*****

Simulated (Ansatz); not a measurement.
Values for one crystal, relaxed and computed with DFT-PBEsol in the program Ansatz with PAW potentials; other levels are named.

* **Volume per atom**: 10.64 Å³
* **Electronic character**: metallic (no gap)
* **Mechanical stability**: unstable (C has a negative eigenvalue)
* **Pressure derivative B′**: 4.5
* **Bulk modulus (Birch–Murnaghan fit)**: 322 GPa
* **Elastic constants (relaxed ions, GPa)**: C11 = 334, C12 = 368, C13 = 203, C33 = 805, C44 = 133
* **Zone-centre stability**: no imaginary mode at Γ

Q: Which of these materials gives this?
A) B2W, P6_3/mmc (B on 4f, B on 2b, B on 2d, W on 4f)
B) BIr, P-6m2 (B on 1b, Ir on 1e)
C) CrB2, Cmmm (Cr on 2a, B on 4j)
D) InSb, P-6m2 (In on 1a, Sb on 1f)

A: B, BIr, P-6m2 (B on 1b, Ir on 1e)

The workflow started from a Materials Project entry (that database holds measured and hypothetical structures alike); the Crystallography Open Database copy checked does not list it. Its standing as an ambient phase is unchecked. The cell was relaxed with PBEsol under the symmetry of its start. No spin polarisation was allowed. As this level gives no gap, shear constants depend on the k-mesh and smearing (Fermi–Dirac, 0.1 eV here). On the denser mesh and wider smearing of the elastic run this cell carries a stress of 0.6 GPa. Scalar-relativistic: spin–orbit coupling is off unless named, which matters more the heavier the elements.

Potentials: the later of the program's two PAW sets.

*****

*ACTIVITY*. Wherever the line holding "metallic (no gap)" falls in the entries above, copy exactly from it through the line holding "imaginary mode at Γ", inclusive, and add nothing.

*TASK OUTPUT*.
* **Electronic character**: metallic (no gap)
* **Mechanical stability**: unstable (C has a negative eigenvalue)
* **Pressure derivative B′**: 4.5
* **Bulk modulus (Birch–Murnaghan fit)**: 322 GPa
* **Elastic constants (relaxed ions, GPa)**: C11 = 334, C12 = 368, C13 = 203, C33 = 805, C44 = 133
* **Zone-centre stability**: no imaginary mode at Γ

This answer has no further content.